*EXTRACTED DATA:*
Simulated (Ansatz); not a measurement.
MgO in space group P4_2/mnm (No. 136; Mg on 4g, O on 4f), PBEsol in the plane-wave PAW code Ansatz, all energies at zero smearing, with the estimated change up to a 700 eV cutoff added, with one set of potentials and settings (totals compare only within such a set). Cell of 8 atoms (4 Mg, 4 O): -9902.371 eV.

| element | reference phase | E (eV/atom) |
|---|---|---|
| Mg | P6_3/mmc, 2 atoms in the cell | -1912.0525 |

*WORK ORDER:* The records above are to be repeated in full, word for word.

*ANSWER SECTION:*
Simulated (Ansatz); not a measurement.
MgO in space group P4_2/mnm (No. 136; Mg on 4g, O on 4f), PBEsol in the plane-wave PAW code Ansatz, all energies at zero smearing, with the estimated change up to a 700 eV cutoff added, with one set of potentials and settings (totals compare only within such a set). Cell of 8 atoms (4 Mg, 4 O): -9902.371 eV.

| element | reference phase | E (eV/atom) |
|---|---|---|
| Mg | P6_3/mmc, 2 atoms in the cell | -1912.0525 |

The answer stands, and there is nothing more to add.